# Work instruction
Write out, word for word, every line in the data below from the one containing "TiSi16 (a cell" to the one containing "Functional | PBE |", both of them included.

┏━━

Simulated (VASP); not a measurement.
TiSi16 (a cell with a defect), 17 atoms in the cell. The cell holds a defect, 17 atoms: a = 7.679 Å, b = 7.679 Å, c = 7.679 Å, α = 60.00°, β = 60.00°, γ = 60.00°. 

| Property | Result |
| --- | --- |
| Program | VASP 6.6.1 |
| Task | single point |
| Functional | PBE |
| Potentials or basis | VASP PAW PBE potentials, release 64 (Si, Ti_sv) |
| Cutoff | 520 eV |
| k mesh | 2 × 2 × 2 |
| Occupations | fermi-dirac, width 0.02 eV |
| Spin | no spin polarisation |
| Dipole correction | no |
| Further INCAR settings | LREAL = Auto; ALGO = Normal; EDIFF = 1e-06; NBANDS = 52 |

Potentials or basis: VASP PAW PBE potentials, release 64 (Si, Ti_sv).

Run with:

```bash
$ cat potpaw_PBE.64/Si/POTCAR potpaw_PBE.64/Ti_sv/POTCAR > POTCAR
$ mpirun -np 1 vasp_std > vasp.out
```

┗━━

# Exercise answer
TiSi16 (a cell with a defect), 17 atoms in the cell. The cell holds a defect, 17 atoms: a = 7.679 Å, b = 7.679 Å, c = 7.679 Å, α = 60.00°, β = 60.00°, γ = 60.00°. 

| Property | Result |
| --- | --- |
| Program | VASP 6.6.1 |
| Task | single point |
| Functional | PBE |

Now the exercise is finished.